INFORMATION GIVEN —
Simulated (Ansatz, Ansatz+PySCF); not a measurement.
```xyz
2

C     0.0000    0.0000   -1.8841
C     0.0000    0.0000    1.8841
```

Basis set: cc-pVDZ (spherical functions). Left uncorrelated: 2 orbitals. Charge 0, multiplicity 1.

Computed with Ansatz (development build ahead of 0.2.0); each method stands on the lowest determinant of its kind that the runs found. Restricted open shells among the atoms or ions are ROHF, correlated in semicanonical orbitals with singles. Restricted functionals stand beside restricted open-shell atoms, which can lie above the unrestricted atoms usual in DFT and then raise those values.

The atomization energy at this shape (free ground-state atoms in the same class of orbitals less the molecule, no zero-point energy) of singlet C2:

ASSIGNMENT — Retype all of the records above, keeping them identical.

EXERCISE RESPONSE —
Simulated (Ansatz, Ansatz+PySCF); not a measurement.
```xyz
2

C     0.0000    0.0000   -1.8841
C     0.0000    0.0000    1.8841
```

Basis set: cc-pVDZ (spherical functions). Left uncorrelated: 2 orbitals. Charge 0, multiplicity 1.

Computed with Ansatz (development build ahead of 0.2.0); each method stands on the lowest determinant of its kind that the runs found. Restricted open shells among the atoms or ions are ROHF, correlated in semicanonical orbitals with singles. Restricted functionals stand beside restricted open-shell atoms, which can lie above the unrestricted atoms usual in DFT and then raise those values.

The atomization energy at this shape (free ground-state atoms in the same class of orbitals less the molecule, no zero-point energy) of singlet C2:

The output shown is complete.